• **Data excerpts**:
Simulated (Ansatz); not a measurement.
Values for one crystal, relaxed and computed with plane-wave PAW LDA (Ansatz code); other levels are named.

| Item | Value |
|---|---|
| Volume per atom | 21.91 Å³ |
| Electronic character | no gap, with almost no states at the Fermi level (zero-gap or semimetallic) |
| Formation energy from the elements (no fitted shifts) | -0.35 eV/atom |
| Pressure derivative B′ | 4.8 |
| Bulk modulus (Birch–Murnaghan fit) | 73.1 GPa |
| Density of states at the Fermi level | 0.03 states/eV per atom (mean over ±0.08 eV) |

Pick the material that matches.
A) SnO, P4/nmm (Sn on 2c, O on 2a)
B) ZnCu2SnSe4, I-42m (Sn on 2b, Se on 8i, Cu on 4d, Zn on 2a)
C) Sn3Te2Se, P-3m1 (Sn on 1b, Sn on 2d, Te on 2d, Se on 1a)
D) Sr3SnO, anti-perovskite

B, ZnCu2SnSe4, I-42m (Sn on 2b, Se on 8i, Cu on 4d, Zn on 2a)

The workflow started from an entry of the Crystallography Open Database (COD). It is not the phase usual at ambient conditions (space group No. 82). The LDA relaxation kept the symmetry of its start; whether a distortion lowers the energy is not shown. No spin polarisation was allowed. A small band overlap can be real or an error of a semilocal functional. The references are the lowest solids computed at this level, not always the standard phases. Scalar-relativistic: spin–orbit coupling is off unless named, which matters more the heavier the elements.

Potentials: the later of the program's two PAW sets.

• **Exercise**:
Whatever else the listing above holds, retype exactly only the lines from the one containing "C) Sn3Te2Se, P-3m1" to the one containing "The workflow started", both ends kept.

• **Response box**:
C) Sn3Te2Se, P-3m1 (Sn on 1b, Sn on 2d, Te on 2d, Se on 1a)
D) Sr3SnO, anti-perovskite

B, ZnCu2SnSe4, I-42m (Sn on 2b, Se on 8i, Cu on 4d, Zn on 2a)

The workflow started from an entry of the Crystallography Open Database (COD). It is not the phase usual at ambient conditions (space group No. 82). The LDA relaxation kept the symmetry of its start; whether a distortion lowers the energy is not shown. No spin polarisation was allowed. A small band overlap can be real or an error of a semilocal functional. The references are the lowest solids computed at this level, not always the standard phases. Scalar-relativistic: spin–orbit coupling is off unless named, which matters more the heavier the elements.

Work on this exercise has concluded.